**DATASET ENTRIES**
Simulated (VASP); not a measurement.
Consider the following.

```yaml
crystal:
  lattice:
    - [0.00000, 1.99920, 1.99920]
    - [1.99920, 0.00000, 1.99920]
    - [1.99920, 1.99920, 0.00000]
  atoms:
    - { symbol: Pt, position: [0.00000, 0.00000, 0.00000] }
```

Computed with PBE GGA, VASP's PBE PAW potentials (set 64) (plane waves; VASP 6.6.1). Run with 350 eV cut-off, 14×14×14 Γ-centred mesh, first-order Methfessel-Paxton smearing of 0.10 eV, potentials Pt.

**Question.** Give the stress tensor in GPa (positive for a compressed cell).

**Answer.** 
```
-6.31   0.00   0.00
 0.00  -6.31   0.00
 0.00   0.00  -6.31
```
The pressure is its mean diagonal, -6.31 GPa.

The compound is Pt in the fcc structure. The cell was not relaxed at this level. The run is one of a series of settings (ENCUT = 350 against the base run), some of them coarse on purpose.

**REQUIREMENT**
Taking the entries above, write out exactly each line from the one holding "Consider the following." to the one holding "The pressure is its mean diagonal, -6.31 GPa.", both included, and stop there.

**YOUR SOLUTION**
Consider the following.

```yaml
crystal:
  lattice:
    - [0.00000, 1.99920, 1.99920]
    - [1.99920, 0.00000, 1.99920]
    - [1.99920, 1.99920, 0.00000]
  atoms:
    - { symbol: Pt, position: [0.00000, 0.00000, 0.00000] }
```

Computed with PBE GGA, VASP's PBE PAW potentials (set 64) (plane waves; VASP 6.6.1). Run with 350 eV cut-off, 14×14×14 Γ-centred mesh, first-order Methfessel-Paxton smearing of 0.10 eV, potentials Pt.

**Question.** Give the stress tensor in GPa (positive for a compressed cell).

**Answer.** 
```
-6.31   0.00   0.00
 0.00  -6.31   0.00
 0.00   0.00  -6.31
```
The pressure is its mean diagonal, -6.31 GPa.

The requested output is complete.